* [WORK REQUEST]: What is wanted is an exact copy of the lines from the top of the listing through the line containing "Basis set: STO-3G.".

▬▬▬

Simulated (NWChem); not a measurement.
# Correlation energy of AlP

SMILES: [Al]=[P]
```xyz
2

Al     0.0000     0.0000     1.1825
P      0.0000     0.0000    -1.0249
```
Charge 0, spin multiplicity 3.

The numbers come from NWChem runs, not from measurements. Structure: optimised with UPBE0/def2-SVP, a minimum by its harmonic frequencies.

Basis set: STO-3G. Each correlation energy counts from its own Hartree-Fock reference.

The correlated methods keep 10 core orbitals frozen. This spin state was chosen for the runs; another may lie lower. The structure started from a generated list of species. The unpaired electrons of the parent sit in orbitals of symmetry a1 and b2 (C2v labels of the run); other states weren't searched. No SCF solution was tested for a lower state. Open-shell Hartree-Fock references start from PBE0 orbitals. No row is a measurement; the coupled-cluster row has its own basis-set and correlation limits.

▬▬▬

* [RESPONSE AREA]:
Simulated (NWChem); not a measurement.
# Correlation energy of AlP

SMILES: [Al]=[P]
```xyz
2

Al     0.0000     0.0000     1.1825
P      0.0000     0.0000    -1.0249
```
Charge 0, spin multiplicity 3.

The numbers come from NWChem runs, not from measurements. Structure: optimised with UPBE0/def2-SVP, a minimum by its harmonic frequencies.

Basis set: STO-3G. Each correlation energy counts from its own Hartree-Fock reference.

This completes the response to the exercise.